# DATASET EXCERPTS:
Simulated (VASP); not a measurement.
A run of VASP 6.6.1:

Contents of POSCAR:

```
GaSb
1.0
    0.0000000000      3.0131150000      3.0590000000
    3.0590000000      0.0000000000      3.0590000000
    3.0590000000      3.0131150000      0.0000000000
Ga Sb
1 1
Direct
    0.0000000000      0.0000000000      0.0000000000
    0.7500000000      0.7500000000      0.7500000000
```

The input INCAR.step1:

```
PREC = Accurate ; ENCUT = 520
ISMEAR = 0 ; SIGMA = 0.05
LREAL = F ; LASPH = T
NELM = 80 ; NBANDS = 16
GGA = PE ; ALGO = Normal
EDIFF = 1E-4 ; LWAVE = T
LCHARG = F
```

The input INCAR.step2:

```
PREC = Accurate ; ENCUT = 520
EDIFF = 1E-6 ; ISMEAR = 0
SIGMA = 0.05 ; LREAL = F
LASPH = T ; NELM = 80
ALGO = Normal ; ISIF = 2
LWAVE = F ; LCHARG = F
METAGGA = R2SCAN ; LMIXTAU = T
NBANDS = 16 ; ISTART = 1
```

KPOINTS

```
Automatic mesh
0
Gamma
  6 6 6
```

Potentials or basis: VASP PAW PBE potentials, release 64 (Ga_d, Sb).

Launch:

# EXERCISE:
Please output the entries above, every line exactly as it reads.

# TASK ANSWER:
Simulated (VASP); not a measurement.
A run of VASP 6.6.1:

Contents of POSCAR:

```
GaSb
1.0
    0.0000000000      3.0131150000      3.0590000000
    3.0590000000      0.0000000000      3.0590000000
    3.0590000000      3.0131150000      0.0000000000
Ga Sb
1 1
Direct
    0.0000000000      0.0000000000      0.0000000000
    0.7500000000      0.7500000000      0.7500000000
```

The input INCAR.step1:

```
PREC = Accurate ; ENCUT = 520
ISMEAR = 0 ; SIGMA = 0.05
LREAL = F ; LASPH = T
NELM = 80 ; NBANDS = 16
GGA = PE ; ALGO = Normal
EDIFF = 1E-4 ; LWAVE = T
LCHARG = F
```

The input INCAR.step2:

```
PREC = Accurate ; ENCUT = 520
EDIFF = 1E-6 ; ISMEAR = 0
SIGMA = 0.05 ; LREAL = F
LASPH = T ; NELM = 80
ALGO = Normal ; ISIF = 2
LWAVE = F ; LCHARG = F
METAGGA = R2SCAN ; LMIXTAU = T
NBANDS = 16 ; ISTART = 1
```

KPOINTS

```
Automatic mesh
0
Gamma
  6 6 6
```

Potentials or basis: VASP PAW PBE potentials, release 64 (Ga_d, Sb).

Launch:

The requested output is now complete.